▶ _ASSIGNMENT_
Repeat the records below word for word.

════════════════════
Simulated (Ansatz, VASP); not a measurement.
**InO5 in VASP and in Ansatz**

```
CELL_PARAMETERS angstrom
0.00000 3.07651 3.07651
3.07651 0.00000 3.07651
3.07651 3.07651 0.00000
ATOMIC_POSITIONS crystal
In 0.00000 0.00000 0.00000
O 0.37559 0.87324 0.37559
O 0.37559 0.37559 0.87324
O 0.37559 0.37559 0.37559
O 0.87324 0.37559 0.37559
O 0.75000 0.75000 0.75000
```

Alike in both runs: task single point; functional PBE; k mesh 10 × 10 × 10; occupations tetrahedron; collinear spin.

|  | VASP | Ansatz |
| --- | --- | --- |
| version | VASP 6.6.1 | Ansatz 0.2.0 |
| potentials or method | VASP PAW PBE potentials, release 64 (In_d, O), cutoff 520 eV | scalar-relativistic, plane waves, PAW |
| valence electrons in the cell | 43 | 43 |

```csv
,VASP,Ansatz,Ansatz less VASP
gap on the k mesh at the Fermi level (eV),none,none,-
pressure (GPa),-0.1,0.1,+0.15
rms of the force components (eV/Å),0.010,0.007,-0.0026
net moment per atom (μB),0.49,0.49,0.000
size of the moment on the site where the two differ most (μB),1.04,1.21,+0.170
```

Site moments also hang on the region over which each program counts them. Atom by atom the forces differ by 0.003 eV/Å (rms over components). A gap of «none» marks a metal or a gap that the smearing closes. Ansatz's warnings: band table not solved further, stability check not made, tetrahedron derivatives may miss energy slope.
════════════════════

▶ _REPLY_
Simulated (Ansatz, VASP); not a measurement.
**InO5 in VASP and in Ansatz**

```
CELL_PARAMETERS angstrom
0.00000 3.07651 3.07651
3.07651 0.00000 3.07651
3.07651 3.07651 0.00000
ATOMIC_POSITIONS crystal
In 0.00000 0.00000 0.00000
O 0.37559 0.87324 0.37559
O 0.37559 0.37559 0.87324
O 0.37559 0.37559 0.37559
O 0.87324 0.37559 0.37559
O 0.75000 0.75000 0.75000
```

Alike in both runs: task single point; functional PBE; k mesh 10 × 10 × 10; occupations tetrahedron; collinear spin.

|  | VASP | Ansatz |
| --- | --- | --- |
| version | VASP 6.6.1 | Ansatz 0.2.0 |
| potentials or method | VASP PAW PBE potentials, release 64 (In_d, O), cutoff 520 eV | scalar-relativistic, plane waves, PAW |
| valence electrons in the cell | 43 | 43 |

```csv
,VASP,Ansatz,Ansatz less VASP
gap on the k mesh at the Fermi level (eV),none,none,-
pressure (GPa),-0.1,0.1,+0.15
rms of the force components (eV/Å),0.010,0.007,-0.0026
net moment per atom (μB),0.49,0.49,0.000
size of the moment on the site where the two differ most (μB),1.04,1.21,+0.170
```

Site moments also hang on the region over which each program counts them. Atom by atom the forces differ by 0.003 eV/Å (rms over components). A gap of «none» marks a metal or a gap that the smearing closes. Ansatz's warnings: band table not solved further, stability check not made, tetrahedron derivatives may miss energy slope.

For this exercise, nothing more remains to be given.